(Beginning of Dataset extract)

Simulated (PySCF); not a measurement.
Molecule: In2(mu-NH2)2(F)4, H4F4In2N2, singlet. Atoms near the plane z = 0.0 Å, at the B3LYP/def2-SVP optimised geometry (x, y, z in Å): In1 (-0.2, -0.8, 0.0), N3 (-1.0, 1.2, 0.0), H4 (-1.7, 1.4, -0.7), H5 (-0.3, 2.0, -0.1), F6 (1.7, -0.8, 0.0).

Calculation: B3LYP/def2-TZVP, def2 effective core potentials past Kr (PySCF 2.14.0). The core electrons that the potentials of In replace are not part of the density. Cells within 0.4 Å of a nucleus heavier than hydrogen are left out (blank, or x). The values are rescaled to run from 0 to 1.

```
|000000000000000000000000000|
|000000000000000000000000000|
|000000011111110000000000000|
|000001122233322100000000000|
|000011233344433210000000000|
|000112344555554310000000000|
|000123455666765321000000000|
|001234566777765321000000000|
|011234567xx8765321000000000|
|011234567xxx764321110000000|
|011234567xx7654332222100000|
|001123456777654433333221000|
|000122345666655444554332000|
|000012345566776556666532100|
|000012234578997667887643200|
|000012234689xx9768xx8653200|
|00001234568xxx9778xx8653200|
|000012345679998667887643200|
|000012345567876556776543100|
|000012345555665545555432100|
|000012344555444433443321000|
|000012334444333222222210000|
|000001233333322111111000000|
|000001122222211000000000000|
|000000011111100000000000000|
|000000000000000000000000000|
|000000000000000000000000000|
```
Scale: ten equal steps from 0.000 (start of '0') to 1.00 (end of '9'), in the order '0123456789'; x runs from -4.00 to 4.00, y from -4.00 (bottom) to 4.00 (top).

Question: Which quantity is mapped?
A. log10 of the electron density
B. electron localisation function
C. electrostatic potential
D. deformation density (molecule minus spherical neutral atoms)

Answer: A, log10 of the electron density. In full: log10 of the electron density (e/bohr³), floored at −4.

(End of Dataset extract)

(Work item):
When you come to the line containing "Molecule: In2(mu-NH2)2(F)4, H4F4In2N2, singlet.", give it and stop; before that, repeat each line of the material exactly from the first one.

(Result):
Simulated (PySCF); not a measurement.
Molecule: In2(mu-NH2)2(F)4, H4F4In2N2, singlet. Atoms near the plane z = 0.0 Å, at the B3LYP/def2-SVP optimised geometry (x, y, z in Å): In1 (-0.2, -0.8, 0.0), N3 (-1.0, 1.2, 0.0), H4 (-1.7, 1.4, -0.7), H5 (-0.3, 2.0, -0.1), F6 (1.7, -0.8, 0.0).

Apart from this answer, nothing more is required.